EXERCISE
Each record below needs to be written out exactly as it appears.

EXTRACTED MATERIAL
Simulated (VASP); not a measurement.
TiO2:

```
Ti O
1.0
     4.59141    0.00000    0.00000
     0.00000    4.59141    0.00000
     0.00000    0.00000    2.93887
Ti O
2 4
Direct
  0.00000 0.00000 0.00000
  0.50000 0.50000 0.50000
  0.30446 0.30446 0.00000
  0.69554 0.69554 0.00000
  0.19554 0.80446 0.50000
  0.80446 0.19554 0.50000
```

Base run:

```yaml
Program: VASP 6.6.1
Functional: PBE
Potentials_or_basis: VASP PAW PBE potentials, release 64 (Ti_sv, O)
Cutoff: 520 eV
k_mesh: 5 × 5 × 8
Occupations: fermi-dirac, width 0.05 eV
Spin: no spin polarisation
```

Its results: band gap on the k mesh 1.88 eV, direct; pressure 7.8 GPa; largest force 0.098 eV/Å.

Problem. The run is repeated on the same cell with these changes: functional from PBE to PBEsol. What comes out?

RESPONSE BOX
Simulated (VASP); not a measurement.
TiO2:

```
Ti O
1.0
     4.59141    0.00000    0.00000
     0.00000    4.59141    0.00000
     0.00000    0.00000    2.93887
Ti O
2 4
Direct
  0.00000 0.00000 0.00000
  0.50000 0.50000 0.50000
  0.30446 0.30446 0.00000
  0.69554 0.69554 0.00000
  0.19554 0.80446 0.50000
  0.80446 0.19554 0.50000
```

Base run:

```yaml
Program: VASP 6.6.1
Functional: PBE
Potentials_or_basis: VASP PAW PBE potentials, release 64 (Ti_sv, O)
Cutoff: 520 eV
k_mesh: 5 × 5 × 8
Occupations: fermi-dirac, width 0.05 eV
Spin: no spin polarisation
```

Its results: band gap on the k mesh 1.88 eV, direct; pressure 7.8 GPa; largest force 0.098 eV/Å.

Problem. The run is repeated on the same cell with these changes: functional from PBE to PBEsol. What comes out?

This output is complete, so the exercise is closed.